◆ **Requirement**: The response must consist of every line of the listing, reproduced verbatim.

⟨

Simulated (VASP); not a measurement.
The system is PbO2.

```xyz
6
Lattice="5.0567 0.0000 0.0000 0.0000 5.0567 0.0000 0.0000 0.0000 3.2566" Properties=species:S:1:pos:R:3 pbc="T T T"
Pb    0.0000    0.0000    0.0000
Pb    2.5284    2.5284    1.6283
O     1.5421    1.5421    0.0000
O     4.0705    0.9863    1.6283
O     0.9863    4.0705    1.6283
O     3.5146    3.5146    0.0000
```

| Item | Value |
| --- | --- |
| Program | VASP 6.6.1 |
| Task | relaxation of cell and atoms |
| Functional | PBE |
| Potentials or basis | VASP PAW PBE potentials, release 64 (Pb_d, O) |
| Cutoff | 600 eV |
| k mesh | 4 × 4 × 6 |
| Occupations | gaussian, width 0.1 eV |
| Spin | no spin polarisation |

⟩

◆ **Response**:
Simulated (VASP); not a measurement.
The system is PbO2.

```xyz
6
Lattice="5.0567 0.0000 0.0000 0.0000 5.0567 0.0000 0.0000 0.0000 3.2566" Properties=species:S:1:pos:R:3 pbc="T T T"
Pb    0.0000    0.0000    0.0000
Pb    2.5284    2.5284    1.6283
O     1.5421    1.5421    0.0000
O     4.0705    0.9863    1.6283
O     0.9863    4.0705    1.6283
O     3.5146    3.5146    0.0000
```

| Item | Value |
| --- | --- |
| Program | VASP 6.6.1 |
| Task | relaxation of cell and atoms |
| Functional | PBE |
| Potentials or basis | VASP PAW PBE potentials, release 64 (Pb_d, O) |
| Cutoff | 600 eV |
| k mesh | 4 × 4 × 6 |
| Occupations | gaussian, width 0.1 eV |
| Spin | no spin polarisation |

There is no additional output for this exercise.